::::::::::

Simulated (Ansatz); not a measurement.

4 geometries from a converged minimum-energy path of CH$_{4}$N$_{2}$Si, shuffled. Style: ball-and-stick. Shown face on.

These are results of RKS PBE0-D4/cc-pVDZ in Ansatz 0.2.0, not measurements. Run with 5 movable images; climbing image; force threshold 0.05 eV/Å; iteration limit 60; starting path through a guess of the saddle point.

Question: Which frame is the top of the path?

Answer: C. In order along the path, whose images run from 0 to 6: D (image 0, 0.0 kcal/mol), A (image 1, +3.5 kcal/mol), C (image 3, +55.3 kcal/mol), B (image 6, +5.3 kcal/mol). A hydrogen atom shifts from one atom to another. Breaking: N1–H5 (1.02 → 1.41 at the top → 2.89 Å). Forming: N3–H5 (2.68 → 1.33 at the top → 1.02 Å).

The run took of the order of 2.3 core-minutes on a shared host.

::::::::::

### Assignment
Both end lines included, restate word for word the lines above from the line with "4 geometries from" to the line with "Answer: C. In", and nothing else.

### Exercise response
4 geometries from a converged minimum-energy path of CH$_{4}$N$_{2}$Si, shuffled. Style: ball-and-stick. Shown face on.

These are results of RKS PBE0-D4/cc-pVDZ in Ansatz 0.2.0, not measurements. Run with 5 movable images; climbing image; force threshold 0.05 eV/Å; iteration limit 60; starting path through a guess of the saddle point.

Question: Which frame is the top of the path?

Answer: C. In order along the path, whose images run from 0 to 6: D (image 0, 0.0 kcal/mol), A (image 1, +3.5 kcal/mol), C (image 3, +55.3 kcal/mol), B (image 6, +5.3 kcal/mol). A hydrogen atom shifts from one atom to another. Breaking: N1–H5 (1.02 → 1.41 at the top → 2.89 Å). Forming: N3–H5 (2.68 → 1.33 at the top → 1.02 Å).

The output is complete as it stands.